▶ [Work order]
Reproduce every line of the material, exactly as given.

=== Section Start ===
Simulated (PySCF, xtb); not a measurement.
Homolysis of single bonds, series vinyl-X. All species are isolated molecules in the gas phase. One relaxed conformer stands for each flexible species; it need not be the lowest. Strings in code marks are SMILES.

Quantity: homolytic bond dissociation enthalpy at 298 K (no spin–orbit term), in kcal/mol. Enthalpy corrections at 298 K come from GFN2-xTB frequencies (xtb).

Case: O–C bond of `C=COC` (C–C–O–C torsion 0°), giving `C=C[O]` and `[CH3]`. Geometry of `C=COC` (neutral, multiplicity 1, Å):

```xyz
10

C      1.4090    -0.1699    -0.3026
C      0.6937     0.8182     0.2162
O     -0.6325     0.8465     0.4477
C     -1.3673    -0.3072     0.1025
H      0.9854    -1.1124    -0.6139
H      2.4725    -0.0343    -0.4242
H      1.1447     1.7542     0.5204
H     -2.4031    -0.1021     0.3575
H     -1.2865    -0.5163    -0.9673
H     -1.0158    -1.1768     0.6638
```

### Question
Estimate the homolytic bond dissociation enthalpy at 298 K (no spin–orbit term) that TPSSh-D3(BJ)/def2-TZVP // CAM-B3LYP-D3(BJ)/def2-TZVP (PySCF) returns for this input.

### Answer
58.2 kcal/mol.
=== Section End ===

▶ [Solution]
Simulated (PySCF, xtb); not a measurement.
Homolysis of single bonds, series vinyl-X. All species are isolated molecules in the gas phase. One relaxed conformer stands for each flexible species; it need not be the lowest. Strings in code marks are SMILES.

Quantity: homolytic bond dissociation enthalpy at 298 K (no spin–orbit term), in kcal/mol. Enthalpy corrections at 298 K come from GFN2-xTB frequencies (xtb).

Case: O–C bond of `C=COC` (C–C–O–C torsion 0°), giving `C=C[O]` and `[CH3]`. Geometry of `C=COC` (neutral, multiplicity 1, Å):

```xyz
10

C      1.4090    -0.1699    -0.3026
C      0.6937     0.8182     0.2162
O     -0.6325     0.8465     0.4477
C     -1.3673    -0.3072     0.1025
H      0.9854    -1.1124    -0.6139
H      2.4725    -0.0343    -0.4242
H      1.1447     1.7542     0.5204
H     -2.4031    -0.1021     0.3575
H     -1.2865    -0.5163    -0.9673
H     -1.0158    -1.1768     0.6638
```

### Question
Estimate the homolytic bond dissociation enthalpy at 298 K (no spin–orbit term) that TPSSh-D3(BJ)/def2-TZVP // CAM-B3LYP-D3(BJ)/def2-TZVP (PySCF) returns for this input.

### Answer
58.2 kcal/mol.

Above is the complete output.